Somewhere below, one line contains "Question: what energy" and a later line contains "Worked fit of". Output those two lines and everything between them exactly, and nothing else.

* MATERIAL SHOWN

▬▬▬▬▬▬▬▬▬▬

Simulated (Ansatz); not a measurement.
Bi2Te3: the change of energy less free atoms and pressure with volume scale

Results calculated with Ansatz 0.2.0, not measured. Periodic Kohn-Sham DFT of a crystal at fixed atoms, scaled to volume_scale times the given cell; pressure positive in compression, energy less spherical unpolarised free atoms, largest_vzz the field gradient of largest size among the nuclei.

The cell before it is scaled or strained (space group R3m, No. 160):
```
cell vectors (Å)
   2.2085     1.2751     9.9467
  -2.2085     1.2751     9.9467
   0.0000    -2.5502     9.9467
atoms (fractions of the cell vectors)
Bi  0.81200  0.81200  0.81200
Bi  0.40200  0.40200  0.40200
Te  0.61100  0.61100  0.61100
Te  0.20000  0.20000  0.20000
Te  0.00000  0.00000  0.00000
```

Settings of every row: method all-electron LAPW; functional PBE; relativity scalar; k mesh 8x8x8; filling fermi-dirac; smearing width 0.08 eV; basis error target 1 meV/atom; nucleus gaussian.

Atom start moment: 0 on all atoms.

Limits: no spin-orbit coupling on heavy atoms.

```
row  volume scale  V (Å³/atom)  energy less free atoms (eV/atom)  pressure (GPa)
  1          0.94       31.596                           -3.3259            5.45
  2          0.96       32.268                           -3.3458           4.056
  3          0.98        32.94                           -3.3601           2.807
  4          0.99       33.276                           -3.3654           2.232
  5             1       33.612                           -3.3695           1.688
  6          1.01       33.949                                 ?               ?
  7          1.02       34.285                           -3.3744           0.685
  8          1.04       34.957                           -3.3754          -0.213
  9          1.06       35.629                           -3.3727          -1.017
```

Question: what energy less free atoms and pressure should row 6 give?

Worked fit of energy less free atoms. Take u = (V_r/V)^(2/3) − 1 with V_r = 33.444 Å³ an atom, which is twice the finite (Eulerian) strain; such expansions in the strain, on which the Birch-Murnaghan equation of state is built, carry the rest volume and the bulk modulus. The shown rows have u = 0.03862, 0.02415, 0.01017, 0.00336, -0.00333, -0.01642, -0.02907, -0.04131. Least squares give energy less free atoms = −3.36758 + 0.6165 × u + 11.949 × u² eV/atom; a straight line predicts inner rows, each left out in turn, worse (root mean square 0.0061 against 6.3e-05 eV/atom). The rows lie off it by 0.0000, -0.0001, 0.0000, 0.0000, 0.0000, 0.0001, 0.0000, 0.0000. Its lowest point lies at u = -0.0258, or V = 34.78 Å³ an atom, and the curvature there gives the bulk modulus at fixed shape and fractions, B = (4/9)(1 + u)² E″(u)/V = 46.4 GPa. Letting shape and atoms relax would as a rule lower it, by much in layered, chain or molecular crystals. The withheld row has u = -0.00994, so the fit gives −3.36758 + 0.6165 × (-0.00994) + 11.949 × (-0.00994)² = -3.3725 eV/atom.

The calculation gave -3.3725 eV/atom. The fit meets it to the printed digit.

▬▬▬▬▬▬▬▬▬▬

* PROBLEM SOLUTION
Question: what energy less free atoms and pressure should row 6 give?

Worked fit of energy less free atoms. Take u = (V_r/V)^(2/3) − 1 with V_r = 33.444 Å³ an atom, which is twice the finite (Eulerian) strain; such expansions in the strain, on which the Birch-Murnaghan equation of state is built, carry the rest volume and the bulk modulus. The shown rows have u = 0.03862, 0.02415, 0.01017, 0.00336, -0.00333, -0.01642, -0.02907, -0.04131. Least squares give energy less free atoms = −3.36758 + 0.6165 × u + 11.949 × u² eV/atom; a straight line predicts inner rows, each left out in turn, worse (root mean square 0.0061 against 6.3e-05 eV/atom). The rows lie off it by 0.0000, -0.0001, 0.0000, 0.0000, 0.0000, 0.0001, 0.0000, 0.0000. Its lowest point lies at u = -0.0258, or V = 34.78 Å³ an atom, and the curvature there gives the bulk modulus at fixed shape and fractions, B = (4/9)(1 + u)² E″(u)/V = 46.4 GPa. Letting shape and atoms relax would as a rule lower it, by much in layered, chain or molecular crystals. The withheld row has u = -0.00994, so the fit gives −3.36758 + 0.6165 × (-0.00994) + 11.949 × (-0.00994)² = -3.3725 eV/atom.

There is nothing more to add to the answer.